## Assigned task:
Transcribe the lines from the start of the data below through the line with "Question: What is", word for word and nothing more.

..........

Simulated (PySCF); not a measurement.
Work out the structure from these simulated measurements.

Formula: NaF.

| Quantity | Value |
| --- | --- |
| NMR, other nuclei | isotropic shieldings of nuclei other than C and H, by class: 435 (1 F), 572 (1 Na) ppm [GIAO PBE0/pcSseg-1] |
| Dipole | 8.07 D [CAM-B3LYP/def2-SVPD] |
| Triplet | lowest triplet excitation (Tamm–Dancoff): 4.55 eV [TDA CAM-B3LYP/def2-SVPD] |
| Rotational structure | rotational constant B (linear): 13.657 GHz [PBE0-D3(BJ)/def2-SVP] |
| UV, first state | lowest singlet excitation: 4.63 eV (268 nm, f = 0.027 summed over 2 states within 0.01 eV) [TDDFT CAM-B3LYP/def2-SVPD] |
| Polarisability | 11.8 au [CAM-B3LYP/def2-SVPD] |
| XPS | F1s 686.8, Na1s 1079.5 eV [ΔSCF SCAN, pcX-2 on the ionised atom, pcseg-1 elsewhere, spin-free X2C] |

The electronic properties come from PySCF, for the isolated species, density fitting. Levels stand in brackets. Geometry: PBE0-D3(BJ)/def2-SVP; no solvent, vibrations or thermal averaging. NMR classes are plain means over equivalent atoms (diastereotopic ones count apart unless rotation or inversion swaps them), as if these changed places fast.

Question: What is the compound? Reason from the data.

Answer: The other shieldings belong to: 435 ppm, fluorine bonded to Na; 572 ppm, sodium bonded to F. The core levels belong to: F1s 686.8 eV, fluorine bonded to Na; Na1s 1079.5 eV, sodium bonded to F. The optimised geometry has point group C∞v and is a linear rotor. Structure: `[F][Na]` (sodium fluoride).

..........

## Your response:
Simulated (PySCF); not a measurement.
Work out the structure from these simulated measurements.

Formula: NaF.

| Quantity | Value |
| --- | --- |
| NMR, other nuclei | isotropic shieldings of nuclei other than C and H, by class: 435 (1 F), 572 (1 Na) ppm [GIAO PBE0/pcSseg-1] |
| Dipole | 8.07 D [CAM-B3LYP/def2-SVPD] |
| Triplet | lowest triplet excitation (Tamm–Dancoff): 4.55 eV [TDA CAM-B3LYP/def2-SVPD] |
| Rotational structure | rotational constant B (linear): 13.657 GHz [PBE0-D3(BJ)/def2-SVP] |
| UV, first state | lowest singlet excitation: 4.63 eV (268 nm, f = 0.027 summed over 2 states within 0.01 eV) [TDDFT CAM-B3LYP/def2-SVPD] |
| Polarisability | 11.8 au [CAM-B3LYP/def2-SVPD] |
| XPS | F1s 686.8, Na1s 1079.5 eV [ΔSCF SCAN, pcX-2 on the ionised atom, pcseg-1 elsewhere, spin-free X2C] |

The electronic properties come from PySCF, for the isolated species, density fitting. Levels stand in brackets. Geometry: PBE0-D3(BJ)/def2-SVP; no solvent, vibrations or thermal averaging. NMR classes are plain means over equivalent atoms (diastereotopic ones count apart unless rotation or inversion swaps them), as if these changed places fast.

Question: What is the compound? Reason from the data.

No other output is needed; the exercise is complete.